##########
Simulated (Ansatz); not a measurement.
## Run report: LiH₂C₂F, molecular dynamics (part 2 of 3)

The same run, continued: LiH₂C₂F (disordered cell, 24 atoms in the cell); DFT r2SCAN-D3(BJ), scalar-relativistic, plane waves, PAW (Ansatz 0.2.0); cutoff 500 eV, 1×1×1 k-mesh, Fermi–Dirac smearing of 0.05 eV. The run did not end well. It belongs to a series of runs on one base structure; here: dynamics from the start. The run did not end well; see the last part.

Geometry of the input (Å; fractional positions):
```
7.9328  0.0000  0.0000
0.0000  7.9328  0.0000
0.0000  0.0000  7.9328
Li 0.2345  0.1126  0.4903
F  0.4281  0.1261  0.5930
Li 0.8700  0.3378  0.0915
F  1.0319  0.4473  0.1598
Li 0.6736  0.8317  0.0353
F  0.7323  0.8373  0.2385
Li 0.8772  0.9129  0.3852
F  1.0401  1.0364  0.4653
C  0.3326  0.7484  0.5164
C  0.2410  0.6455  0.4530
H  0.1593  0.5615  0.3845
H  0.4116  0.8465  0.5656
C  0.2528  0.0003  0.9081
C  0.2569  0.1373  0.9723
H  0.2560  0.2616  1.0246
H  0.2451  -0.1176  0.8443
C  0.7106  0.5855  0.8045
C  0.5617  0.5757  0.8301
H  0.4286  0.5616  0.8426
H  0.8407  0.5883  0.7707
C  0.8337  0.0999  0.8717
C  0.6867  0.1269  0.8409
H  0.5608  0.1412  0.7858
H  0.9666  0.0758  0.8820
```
##########

Write the listing out again in full, exactly as it stands above.

● EXERCISE RESULT:
Simulated (Ansatz); not a measurement.
## Run report: LiH₂C₂F, molecular dynamics (part 2 of 3)

The same run, continued: LiH₂C₂F (disordered cell, 24 atoms in the cell); DFT r2SCAN-D3(BJ), scalar-relativistic, plane waves, PAW (Ansatz 0.2.0); cutoff 500 eV, 1×1×1 k-mesh, Fermi–Dirac smearing of 0.05 eV. The run did not end well. It belongs to a series of runs on one base structure; here: dynamics from the start. The run did not end well; see the last part.

Geometry of the input (Å; fractional positions):
```
7.9328  0.0000  0.0000
0.0000  7.9328  0.0000
0.0000  0.0000  7.9328
Li 0.2345  0.1126  0.4903
F  0.4281  0.1261  0.5930
Li 0.8700  0.3378  0.0915
F  1.0319  0.4473  0.1598
Li 0.6736  0.8317  0.0353
F  0.7323  0.8373  0.2385
Li 0.8772  0.9129  0.3852
F  1.0401  1.0364  0.4653
C  0.3326  0.7484  0.5164
C  0.2410  0.6455  0.4530
H  0.1593  0.5615  0.3845
H  0.4116  0.8465  0.5656
C  0.2528  0.0003  0.9081
C  0.2569  0.1373  0.9723
H  0.2560  0.2616  1.0246
H  0.2451  -0.1176  0.8443
C  0.7106  0.5855  0.8045
C  0.5617  0.5757  0.8301
H  0.4286  0.5616  0.8426
H  0.8407  0.5883  0.7707
C  0.8337  0.0999  0.8717
C  0.6867  0.1269  0.8409
H  0.5608  0.1412  0.7858
H  0.9666  0.0758  0.8820
```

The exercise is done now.